#### [Requirement]
Set down each record exactly as written.

#### [Information provided]
§ §
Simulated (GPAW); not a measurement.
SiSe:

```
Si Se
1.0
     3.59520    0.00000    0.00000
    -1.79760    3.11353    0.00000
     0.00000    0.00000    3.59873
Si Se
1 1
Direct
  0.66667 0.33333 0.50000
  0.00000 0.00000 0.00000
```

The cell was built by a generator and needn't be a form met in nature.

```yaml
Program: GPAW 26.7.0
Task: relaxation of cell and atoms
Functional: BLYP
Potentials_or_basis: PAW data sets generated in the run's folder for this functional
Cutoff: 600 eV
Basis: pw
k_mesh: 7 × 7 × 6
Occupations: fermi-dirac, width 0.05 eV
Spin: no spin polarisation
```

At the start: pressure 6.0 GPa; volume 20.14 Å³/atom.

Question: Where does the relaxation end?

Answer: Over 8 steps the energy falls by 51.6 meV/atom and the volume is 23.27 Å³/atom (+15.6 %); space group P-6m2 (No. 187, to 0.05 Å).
§ §

#### [Problem solution]
Simulated (GPAW); not a measurement.
SiSe:

```
Si Se
1.0
     3.59520    0.00000    0.00000
    -1.79760    3.11353    0.00000
     0.00000    0.00000    3.59873
Si Se
1 1
Direct
  0.66667 0.33333 0.50000
  0.00000 0.00000 0.00000
```

The cell was built by a generator and needn't be a form met in nature.

```yaml
Program: GPAW 26.7.0
Task: relaxation of cell and atoms
Functional: BLYP
Potentials_or_basis: PAW data sets generated in the run's folder for this functional
Cutoff: 600 eV
Basis: pw
k_mesh: 7 × 7 × 6
Occupations: fermi-dirac, width 0.05 eV
Spin: no spin polarisation
```

At the start: pressure 6.0 GPa; volume 20.14 Å³/atom.

Question: Where does the relaxation end?

Answer: Over 8 steps the energy falls by 51.6 meV/atom and the volume is 23.27 Å³/atom (+15.6 %); space group P-6m2 (No. 187, to 0.05 Å).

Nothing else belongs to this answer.